- **Assignment**: Each line from the opening of the records that follow to the line with "Potentials or basis: VASP" needs to be written out exactly. Add nothing.

[Recorded data — start]

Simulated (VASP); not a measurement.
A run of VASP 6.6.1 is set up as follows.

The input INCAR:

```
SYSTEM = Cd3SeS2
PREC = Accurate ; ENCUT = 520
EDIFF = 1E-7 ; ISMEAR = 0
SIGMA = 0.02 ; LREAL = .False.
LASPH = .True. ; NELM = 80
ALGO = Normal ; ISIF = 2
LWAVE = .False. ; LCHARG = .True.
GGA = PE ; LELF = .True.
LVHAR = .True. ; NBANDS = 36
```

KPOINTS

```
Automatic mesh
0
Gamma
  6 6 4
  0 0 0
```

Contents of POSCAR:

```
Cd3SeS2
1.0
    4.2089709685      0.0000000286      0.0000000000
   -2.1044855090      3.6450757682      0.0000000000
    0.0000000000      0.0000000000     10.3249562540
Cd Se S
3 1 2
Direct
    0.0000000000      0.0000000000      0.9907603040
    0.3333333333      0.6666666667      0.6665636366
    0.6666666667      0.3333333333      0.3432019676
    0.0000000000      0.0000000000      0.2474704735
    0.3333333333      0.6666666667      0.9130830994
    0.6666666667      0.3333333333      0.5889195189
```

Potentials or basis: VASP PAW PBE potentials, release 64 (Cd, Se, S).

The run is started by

[Recorded data — finish]

- **Answer area**:
Simulated (VASP); not a measurement.
A run of VASP 6.6.1 is set up as follows.

The input INCAR:

```
SYSTEM = Cd3SeS2
PREC = Accurate ; ENCUT = 520
EDIFF = 1E-7 ; ISMEAR = 0
SIGMA = 0.02 ; LREAL = .False.
LASPH = .True. ; NELM = 80
ALGO = Normal ; ISIF = 2
LWAVE = .False. ; LCHARG = .True.
GGA = PE ; LELF = .True.
LVHAR = .True. ; NBANDS = 36
```

KPOINTS

```
Automatic mesh
0
Gamma
  6 6 4
  0 0 0
```

Contents of POSCAR:

```
Cd3SeS2
1.0
    4.2089709685      0.0000000286      0.0000000000
   -2.1044855090      3.6450757682      0.0000000000
    0.0000000000      0.0000000000     10.3249562540
Cd Se S
3 1 2
Direct
    0.0000000000      0.0000000000      0.9907603040
    0.3333333333      0.6666666667      0.6665636366
    0.6666666667      0.3333333333      0.3432019676
    0.0000000000      0.0000000000      0.2474704735
    0.3333333333      0.6666666667      0.9130830994
    0.6666666667      0.3333333333      0.5889195189
```

Potentials or basis: VASP PAW PBE potentials, release 64 (Cd, Se, S).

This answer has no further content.